**PROVIDED DATA:**
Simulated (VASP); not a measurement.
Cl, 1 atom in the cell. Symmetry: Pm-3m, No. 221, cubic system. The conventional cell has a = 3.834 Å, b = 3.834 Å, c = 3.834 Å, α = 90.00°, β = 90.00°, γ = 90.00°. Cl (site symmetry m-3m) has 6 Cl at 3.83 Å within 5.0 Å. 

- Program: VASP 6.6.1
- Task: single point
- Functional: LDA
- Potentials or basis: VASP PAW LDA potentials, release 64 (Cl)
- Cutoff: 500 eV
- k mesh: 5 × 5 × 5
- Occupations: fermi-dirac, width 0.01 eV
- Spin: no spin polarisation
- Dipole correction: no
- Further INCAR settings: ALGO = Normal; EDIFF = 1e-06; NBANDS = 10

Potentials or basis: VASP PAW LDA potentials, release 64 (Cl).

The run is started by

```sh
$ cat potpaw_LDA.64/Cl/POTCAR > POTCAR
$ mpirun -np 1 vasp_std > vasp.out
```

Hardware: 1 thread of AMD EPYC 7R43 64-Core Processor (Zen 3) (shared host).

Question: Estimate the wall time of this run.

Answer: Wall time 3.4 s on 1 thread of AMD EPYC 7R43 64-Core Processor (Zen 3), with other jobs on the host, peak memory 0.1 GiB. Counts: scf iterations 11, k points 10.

**EXERCISE:** Repeat exactly, please, each line from the beginning of the data through the line with "Question: Estimate the wall time of this run." in it, and only those lines.

**EXERCISE OUTPUT:**
Simulated (VASP); not a measurement.
Cl, 1 atom in the cell. Symmetry: Pm-3m, No. 221, cubic system. The conventional cell has a = 3.834 Å, b = 3.834 Å, c = 3.834 Å, α = 90.00°, β = 90.00°, γ = 90.00°. Cl (site symmetry m-3m) has 6 Cl at 3.83 Å within 5.0 Å. 

- Program: VASP 6.6.1
- Task: single point
- Functional: LDA
- Potentials or basis: VASP PAW LDA potentials, release 64 (Cl)
- Cutoff: 500 eV
- k mesh: 5 × 5 × 5
- Occupations: fermi-dirac, width 0.01 eV
- Spin: no spin polarisation
- Dipole correction: no
- Further INCAR settings: ALGO = Normal; EDIFF = 1e-06; NBANDS = 10

Potentials or basis: VASP PAW LDA potentials, release 64 (Cl).

The run is started by

```sh
$ cat potpaw_LDA.64/Cl/POTCAR > POTCAR
$ mpirun -np 1 vasp_std > vasp.out
```

Hardware: 1 thread of AMD EPYC 7R43 64-Core Processor (Zen 3) (shared host).

Question: Estimate the wall time of this run.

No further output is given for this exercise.